- WORK ORDER
Nothing in the records may be dropped. Retype them all exactly.

- AVAILABLE DATA
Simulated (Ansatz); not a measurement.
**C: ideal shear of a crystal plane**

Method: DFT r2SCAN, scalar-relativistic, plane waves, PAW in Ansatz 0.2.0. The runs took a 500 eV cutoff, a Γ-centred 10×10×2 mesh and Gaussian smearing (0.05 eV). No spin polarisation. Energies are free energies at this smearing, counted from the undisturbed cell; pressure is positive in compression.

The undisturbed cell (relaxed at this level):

- RESPONSE AREA
Simulated (Ansatz); not a measurement.
**C: ideal shear of a crystal plane**

Method: DFT r2SCAN, scalar-relativistic, plane waves, PAW in Ansatz 0.2.0. The runs took a 500 eV cutoff, a Γ-centred 10×10×2 mesh and Gaussian smearing (0.05 eV). No spin polarisation. Energies are free energies at this smearing, counted from the undisturbed cell; pressure is positive in compression.

The undisturbed cell (relaxed at this level):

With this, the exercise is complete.